* **DATA UNDER STUDY**:
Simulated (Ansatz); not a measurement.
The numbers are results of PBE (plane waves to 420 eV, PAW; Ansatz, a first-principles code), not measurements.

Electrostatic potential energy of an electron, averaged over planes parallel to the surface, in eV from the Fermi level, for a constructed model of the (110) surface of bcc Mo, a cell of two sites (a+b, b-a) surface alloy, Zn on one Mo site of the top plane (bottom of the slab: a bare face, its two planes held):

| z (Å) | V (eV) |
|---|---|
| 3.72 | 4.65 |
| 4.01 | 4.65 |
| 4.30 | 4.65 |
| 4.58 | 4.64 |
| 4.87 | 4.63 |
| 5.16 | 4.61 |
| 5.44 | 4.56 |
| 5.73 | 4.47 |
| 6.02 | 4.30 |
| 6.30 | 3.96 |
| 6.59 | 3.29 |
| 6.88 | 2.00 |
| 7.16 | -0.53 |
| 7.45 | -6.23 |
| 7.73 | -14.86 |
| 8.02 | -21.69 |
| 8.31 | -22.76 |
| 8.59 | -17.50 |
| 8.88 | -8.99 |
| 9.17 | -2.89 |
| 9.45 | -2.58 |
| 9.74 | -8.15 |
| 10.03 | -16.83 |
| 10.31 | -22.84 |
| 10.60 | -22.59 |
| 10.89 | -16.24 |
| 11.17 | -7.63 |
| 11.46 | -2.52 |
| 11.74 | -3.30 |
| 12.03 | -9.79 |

* **WORK TASK**: Return the material exactly as it was provided.

* **REPLY**:
Simulated (Ansatz); not a measurement.
The numbers are results of PBE (plane waves to 420 eV, PAW; Ansatz, a first-principles code), not measurements.

Electrostatic potential energy of an electron, averaged over planes parallel to the surface, in eV from the Fermi level, for a constructed model of the (110) surface of bcc Mo, a cell of two sites (a+b, b-a) surface alloy, Zn on one Mo site of the top plane (bottom of the slab: a bare face, its two planes held):

| z (Å) | V (eV) |
|---|---|
| 3.72 | 4.65 |
| 4.01 | 4.65 |
| 4.30 | 4.65 |
| 4.58 | 4.64 |
| 4.87 | 4.63 |
| 5.16 | 4.61 |
| 5.44 | 4.56 |
| 5.73 | 4.47 |
| 6.02 | 4.30 |
| 6.30 | 3.96 |
| 6.59 | 3.29 |
| 6.88 | 2.00 |
| 7.16 | -0.53 |
| 7.45 | -6.23 |
| 7.73 | -14.86 |
| 8.02 | -21.69 |
| 8.31 | -22.76 |
| 8.59 | -17.50 |
| 8.88 | -8.99 |
| 9.17 | -2.89 |
| 9.45 | -2.58 |
| 9.74 | -8.15 |
| 10.03 | -16.83 |
| 10.31 | -22.84 |
| 10.60 | -22.59 |
| 10.89 | -16.24 |
| 11.17 | -7.63 |
| 11.46 | -2.52 |
| 11.74 | -3.30 |
| 12.03 | -9.79 |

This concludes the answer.